Work task: Stopping right after the line with "Most positive: Ti;", please reproduce the material below exactly from its first line.

Record extracts:
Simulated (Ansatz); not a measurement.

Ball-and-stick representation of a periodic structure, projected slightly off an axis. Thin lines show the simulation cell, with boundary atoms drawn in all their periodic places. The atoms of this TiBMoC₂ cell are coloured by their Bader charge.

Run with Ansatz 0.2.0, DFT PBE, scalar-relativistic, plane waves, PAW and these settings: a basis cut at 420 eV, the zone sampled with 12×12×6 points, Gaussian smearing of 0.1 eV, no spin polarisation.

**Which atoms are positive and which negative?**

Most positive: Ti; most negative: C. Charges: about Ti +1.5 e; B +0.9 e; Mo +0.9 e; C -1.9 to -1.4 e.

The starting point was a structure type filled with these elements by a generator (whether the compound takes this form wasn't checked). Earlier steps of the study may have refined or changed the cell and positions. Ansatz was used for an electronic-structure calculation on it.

Your solution:
Simulated (Ansatz); not a measurement.

Ball-and-stick representation of a periodic structure, projected slightly off an axis. Thin lines show the simulation cell, with boundary atoms drawn in all their periodic places. The atoms of this TiBMoC₂ cell are coloured by their Bader charge.

Run with Ansatz 0.2.0, DFT PBE, scalar-relativistic, plane waves, PAW and these settings: a basis cut at 420 eV, the zone sampled with 12×12×6 points, Gaussian smearing of 0.1 eV, no spin polarisation.

**Which atoms are positive and which negative?**

Most positive: Ti; most negative: C. Charges: about Ti +1.5 e; B +0.9 e; Mo +0.9 e; C -1.9 to -1.4 e.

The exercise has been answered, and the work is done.